Nothing but the lines from the top of the following entries through the line with "OSZICAR of a" should be printed, exactly as they are.

RECORDS SHOWN:
>>>>>

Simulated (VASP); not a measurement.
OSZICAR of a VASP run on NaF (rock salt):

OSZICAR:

<<<<<

RESPONSE:
Simulated (VASP); not a measurement.
OSZICAR of a VASP run on NaF (rock salt):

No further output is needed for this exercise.